REQUIRED ACTION -> Each line from the opening of the listing below through the line that contains "how much memory?" is to be output exactly as written.

====== EXERCISE DATA ======

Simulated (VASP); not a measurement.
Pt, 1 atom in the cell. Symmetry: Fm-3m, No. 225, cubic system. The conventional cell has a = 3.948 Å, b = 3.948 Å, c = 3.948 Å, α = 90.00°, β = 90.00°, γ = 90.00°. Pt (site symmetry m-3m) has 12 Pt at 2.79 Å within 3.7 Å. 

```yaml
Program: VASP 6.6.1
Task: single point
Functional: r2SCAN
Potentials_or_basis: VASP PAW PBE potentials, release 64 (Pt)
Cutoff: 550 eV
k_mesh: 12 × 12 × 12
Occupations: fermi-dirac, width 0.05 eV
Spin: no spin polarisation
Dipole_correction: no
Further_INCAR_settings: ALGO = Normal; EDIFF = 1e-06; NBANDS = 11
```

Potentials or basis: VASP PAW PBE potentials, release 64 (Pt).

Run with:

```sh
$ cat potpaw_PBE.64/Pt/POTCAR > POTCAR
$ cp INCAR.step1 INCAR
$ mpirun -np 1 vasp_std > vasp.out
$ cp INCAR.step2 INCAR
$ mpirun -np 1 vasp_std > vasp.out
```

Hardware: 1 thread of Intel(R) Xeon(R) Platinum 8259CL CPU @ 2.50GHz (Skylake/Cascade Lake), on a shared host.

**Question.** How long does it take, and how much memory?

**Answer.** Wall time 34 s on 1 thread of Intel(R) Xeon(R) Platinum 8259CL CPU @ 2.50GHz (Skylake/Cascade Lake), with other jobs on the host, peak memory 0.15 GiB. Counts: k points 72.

======

ANSWER SPACE ->
Simulated (VASP); not a measurement.
Pt, 1 atom in the cell. Symmetry: Fm-3m, No. 225, cubic system. The conventional cell has a = 3.948 Å, b = 3.948 Å, c = 3.948 Å, α = 90.00°, β = 90.00°, γ = 90.00°. Pt (site symmetry m-3m) has 12 Pt at 2.79 Å within 3.7 Å. 

```yaml
Program: VASP 6.6.1
Task: single point
Functional: r2SCAN
Potentials_or_basis: VASP PAW PBE potentials, release 64 (Pt)
Cutoff: 550 eV
k_mesh: 12 × 12 × 12
Occupations: fermi-dirac, width 0.05 eV
Spin: no spin polarisation
Dipole_correction: no
Further_INCAR_settings: ALGO = Normal; EDIFF = 1e-06; NBANDS = 11
```

Potentials or basis: VASP PAW PBE potentials, release 64 (Pt).

Run with:

```sh
$ cat potpaw_PBE.64/Pt/POTCAR > POTCAR
$ cp INCAR.step1 INCAR
$ mpirun -np 1 vasp_std > vasp.out
$ cp INCAR.step2 INCAR
$ mpirun -np 1 vasp_std > vasp.out
```

Hardware: 1 thread of Intel(R) Xeon(R) Platinum 8259CL CPU @ 2.50GHz (Skylake/Cascade Lake), on a shared host.

**Question.** How long does it take, and how much memory?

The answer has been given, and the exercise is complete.